**Action item:** All of the data that follows should be retyped exactly as it appears.

**Records supplied:**
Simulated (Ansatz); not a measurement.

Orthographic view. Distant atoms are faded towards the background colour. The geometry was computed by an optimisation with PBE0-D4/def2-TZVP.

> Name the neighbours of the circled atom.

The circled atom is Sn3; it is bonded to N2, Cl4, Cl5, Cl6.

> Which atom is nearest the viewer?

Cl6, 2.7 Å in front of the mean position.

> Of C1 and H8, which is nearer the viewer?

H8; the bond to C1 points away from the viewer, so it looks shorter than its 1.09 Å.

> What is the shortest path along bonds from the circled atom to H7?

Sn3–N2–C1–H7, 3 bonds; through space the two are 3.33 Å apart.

**Task result:**
Simulated (Ansatz); not a measurement.

Orthographic view. Distant atoms are faded towards the background colour. The geometry was computed by an optimisation with PBE0-D4/def2-TZVP.

> Name the neighbours of the circled atom.

The circled atom is Sn3; it is bonded to N2, Cl4, Cl5, Cl6.

> Which atom is nearest the viewer?

Cl6, 2.7 Å in front of the mean position.

> Of C1 and H8, which is nearer the viewer?

H8; the bond to C1 points away from the viewer, so it looks shorter than its 1.09 Å.

> What is the shortest path along bonds from the circled atom to H7?

Sn3–N2–C1–H7, 3 bonds; through space the two are 3.33 Å apart.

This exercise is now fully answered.